++++++++++++++++++++

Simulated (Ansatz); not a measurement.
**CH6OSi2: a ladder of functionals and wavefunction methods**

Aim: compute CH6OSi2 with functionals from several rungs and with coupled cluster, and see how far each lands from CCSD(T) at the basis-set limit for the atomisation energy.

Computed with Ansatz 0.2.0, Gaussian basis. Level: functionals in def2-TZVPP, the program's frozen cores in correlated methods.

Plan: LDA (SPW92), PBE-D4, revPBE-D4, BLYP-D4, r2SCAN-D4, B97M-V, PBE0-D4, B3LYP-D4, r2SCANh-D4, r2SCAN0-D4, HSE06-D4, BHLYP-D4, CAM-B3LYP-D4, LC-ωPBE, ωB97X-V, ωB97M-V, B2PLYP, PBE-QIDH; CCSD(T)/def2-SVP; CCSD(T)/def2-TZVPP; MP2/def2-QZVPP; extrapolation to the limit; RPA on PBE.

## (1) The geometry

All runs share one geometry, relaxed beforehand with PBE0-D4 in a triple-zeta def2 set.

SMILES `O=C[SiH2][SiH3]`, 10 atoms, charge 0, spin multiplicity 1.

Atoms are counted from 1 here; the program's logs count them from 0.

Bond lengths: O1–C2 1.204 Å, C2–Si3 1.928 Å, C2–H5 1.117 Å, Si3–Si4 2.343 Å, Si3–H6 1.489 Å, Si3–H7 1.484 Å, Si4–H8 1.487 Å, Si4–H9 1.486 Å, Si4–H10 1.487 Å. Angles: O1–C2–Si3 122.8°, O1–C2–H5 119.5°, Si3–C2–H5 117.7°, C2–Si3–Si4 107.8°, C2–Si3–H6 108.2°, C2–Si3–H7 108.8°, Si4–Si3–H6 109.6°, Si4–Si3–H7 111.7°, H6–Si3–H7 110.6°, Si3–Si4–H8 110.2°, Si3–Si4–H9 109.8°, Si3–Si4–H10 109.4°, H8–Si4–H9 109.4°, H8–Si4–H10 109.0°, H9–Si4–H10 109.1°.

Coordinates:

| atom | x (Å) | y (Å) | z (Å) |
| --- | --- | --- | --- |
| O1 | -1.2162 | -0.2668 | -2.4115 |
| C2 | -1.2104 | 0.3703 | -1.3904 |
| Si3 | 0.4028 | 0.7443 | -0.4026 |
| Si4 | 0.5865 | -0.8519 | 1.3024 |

++++++++++++++++++++

Exercise
Return only the lines spanning from the first line of the material through the line with "Computed with Ansatz", copied exactly, both ends kept.

Task response
Simulated (Ansatz); not a measurement.
**CH6OSi2: a ladder of functionals and wavefunction methods**

Aim: compute CH6OSi2 with functionals from several rungs and with coupled cluster, and see how far each lands from CCSD(T) at the basis-set limit for the atomisation energy.

Computed with Ansatz 0.2.0, Gaussian basis. Level: functionals in def2-TZVPP, the program's frozen cores in correlated methods.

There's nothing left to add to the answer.